[WORK ORDER]:
Please restate, exactly as written, the lines running from the beginning of the material through the line that has "Run times: technetium in aug-cc-pwCVTZ-DK" in it.

[INFORMATION SHOWN]:
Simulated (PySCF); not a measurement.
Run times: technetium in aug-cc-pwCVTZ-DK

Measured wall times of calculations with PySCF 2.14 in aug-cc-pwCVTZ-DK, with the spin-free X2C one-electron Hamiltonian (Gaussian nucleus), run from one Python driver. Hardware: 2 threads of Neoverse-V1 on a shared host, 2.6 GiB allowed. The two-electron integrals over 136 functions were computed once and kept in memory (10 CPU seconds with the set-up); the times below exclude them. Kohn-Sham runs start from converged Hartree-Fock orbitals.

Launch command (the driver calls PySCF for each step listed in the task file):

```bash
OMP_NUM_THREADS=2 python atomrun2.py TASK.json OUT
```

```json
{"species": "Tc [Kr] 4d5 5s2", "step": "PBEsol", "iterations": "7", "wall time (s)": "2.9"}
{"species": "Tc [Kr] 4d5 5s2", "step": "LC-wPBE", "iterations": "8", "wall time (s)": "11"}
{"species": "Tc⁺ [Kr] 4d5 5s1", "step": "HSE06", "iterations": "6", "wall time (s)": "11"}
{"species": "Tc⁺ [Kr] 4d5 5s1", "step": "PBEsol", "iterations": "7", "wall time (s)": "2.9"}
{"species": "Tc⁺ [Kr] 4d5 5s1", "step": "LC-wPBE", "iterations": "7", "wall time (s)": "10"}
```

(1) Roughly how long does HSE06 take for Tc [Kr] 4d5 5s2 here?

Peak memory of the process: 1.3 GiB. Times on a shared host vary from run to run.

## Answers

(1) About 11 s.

[YOUR SOLUTION]:
Simulated (PySCF); not a measurement.
Run times: technetium in aug-cc-pwCVTZ-DK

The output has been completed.